Work order: Give back exactly the lines of the material below that start at the line containing "Vanadium (Z = 23)." and end at the line containing "E1 goes from", and no others.

Records supplied:
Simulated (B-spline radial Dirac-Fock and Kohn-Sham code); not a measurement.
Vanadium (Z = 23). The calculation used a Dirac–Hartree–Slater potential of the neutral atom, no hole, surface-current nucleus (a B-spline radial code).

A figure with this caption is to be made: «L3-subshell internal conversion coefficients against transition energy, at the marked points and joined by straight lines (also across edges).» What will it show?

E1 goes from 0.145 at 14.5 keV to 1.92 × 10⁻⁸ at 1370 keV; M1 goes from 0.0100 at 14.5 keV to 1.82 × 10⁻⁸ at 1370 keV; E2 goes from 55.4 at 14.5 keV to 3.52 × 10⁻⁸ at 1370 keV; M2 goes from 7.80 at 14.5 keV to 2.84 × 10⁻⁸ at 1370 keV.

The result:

Response area:
Vanadium (Z = 23). The calculation used a Dirac–Hartree–Slater potential of the neutral atom, no hole, surface-current nucleus (a B-spline radial code).

A figure with this caption is to be made: «L3-subshell internal conversion coefficients against transition energy, at the marked points and joined by straight lines (also across edges).» What will it show?

E1 goes from 0.145 at 14.5 keV to 1.92 × 10⁻⁸ at 1370 keV; M1 goes from 0.0100 at 14.5 keV to 1.82 × 10⁻⁸ at 1370 keV; E2 goes from 55.4 at 14.5 keV to 3.52 × 10⁻⁸ at 1370 keV; M2 goes from 7.80 at 14.5 keV to 2.84 × 10⁻⁸ at 1370 keV.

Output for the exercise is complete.